● Work order: Once you have located the line containing "2 | 0.5 eV/Å |" in the material below, return it exactly along with each line after it through the line containing "first-order saddle point.".

● Data for analysis:
---------------
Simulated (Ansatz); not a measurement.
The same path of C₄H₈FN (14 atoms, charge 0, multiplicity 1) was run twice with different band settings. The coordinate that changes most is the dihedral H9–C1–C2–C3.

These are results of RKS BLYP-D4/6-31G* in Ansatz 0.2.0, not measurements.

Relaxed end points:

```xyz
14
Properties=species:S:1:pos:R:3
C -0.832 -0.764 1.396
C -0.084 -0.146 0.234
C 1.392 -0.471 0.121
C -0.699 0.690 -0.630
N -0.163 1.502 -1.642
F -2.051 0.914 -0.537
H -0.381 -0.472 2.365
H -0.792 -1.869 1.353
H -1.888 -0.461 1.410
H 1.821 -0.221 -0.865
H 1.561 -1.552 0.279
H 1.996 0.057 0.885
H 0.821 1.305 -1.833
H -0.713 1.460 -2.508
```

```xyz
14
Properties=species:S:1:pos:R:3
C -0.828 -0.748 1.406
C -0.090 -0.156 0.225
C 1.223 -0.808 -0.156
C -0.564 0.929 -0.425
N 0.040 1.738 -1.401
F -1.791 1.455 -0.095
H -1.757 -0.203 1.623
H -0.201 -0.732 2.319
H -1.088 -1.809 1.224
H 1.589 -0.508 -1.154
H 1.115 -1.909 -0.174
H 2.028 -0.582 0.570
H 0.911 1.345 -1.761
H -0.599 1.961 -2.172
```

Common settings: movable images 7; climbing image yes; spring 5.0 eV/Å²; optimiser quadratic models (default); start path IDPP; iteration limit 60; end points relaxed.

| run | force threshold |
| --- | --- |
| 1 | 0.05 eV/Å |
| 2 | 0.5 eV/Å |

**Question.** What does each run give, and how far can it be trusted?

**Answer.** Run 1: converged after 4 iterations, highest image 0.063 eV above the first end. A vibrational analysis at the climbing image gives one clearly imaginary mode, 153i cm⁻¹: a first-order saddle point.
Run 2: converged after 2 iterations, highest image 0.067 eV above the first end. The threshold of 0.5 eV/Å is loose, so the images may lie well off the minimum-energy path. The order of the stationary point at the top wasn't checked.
---------------

● Written answer:
| 2 | 0.5 eV/Å |

**Question.** What does each run give, and how far can it be trusted?

**Answer.** Run 1: converged after 4 iterations, highest image 0.063 eV above the first end. A vibrational analysis at the climbing image gives one clearly imaginary mode, 153i cm⁻¹: a first-order saddle point.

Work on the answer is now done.